**TASK ITEM**. Render every entry exactly as it appears.

**GIVEN ENTRIES**.
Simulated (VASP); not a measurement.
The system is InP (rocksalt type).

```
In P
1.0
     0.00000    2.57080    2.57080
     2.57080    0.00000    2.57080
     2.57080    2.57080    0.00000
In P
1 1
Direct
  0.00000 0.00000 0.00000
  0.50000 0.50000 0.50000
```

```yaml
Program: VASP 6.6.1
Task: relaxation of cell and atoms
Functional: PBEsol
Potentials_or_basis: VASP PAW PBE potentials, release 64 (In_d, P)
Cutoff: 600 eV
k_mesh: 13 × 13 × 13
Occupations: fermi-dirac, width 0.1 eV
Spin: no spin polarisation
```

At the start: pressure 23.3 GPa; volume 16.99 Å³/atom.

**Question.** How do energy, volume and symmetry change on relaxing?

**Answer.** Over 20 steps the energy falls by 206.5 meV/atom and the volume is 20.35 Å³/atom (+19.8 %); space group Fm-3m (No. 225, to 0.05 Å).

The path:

**RESPONSE AREA**.
Simulated (VASP); not a measurement.
The system is InP (rocksalt type).

```
In P
1.0
     0.00000    2.57080    2.57080
     2.57080    0.00000    2.57080
     2.57080    2.57080    0.00000
In P
1 1
Direct
  0.00000 0.00000 0.00000
  0.50000 0.50000 0.50000
```

```yaml
Program: VASP 6.6.1
Task: relaxation of cell and atoms
Functional: PBEsol
Potentials_or_basis: VASP PAW PBE potentials, release 64 (In_d, P)
Cutoff: 600 eV
k_mesh: 13 × 13 × 13
Occupations: fermi-dirac, width 0.1 eV
Spin: no spin polarisation
```

At the start: pressure 23.3 GPa; volume 16.99 Å³/atom.

**Question.** How do energy, volume and symmetry change on relaxing?

**Answer.** Over 20 steps the energy falls by 206.5 meV/atom and the volume is 20.35 Å³/atom (+19.8 %); space group Fm-3m (No. 225, to 0.05 Å).

The path:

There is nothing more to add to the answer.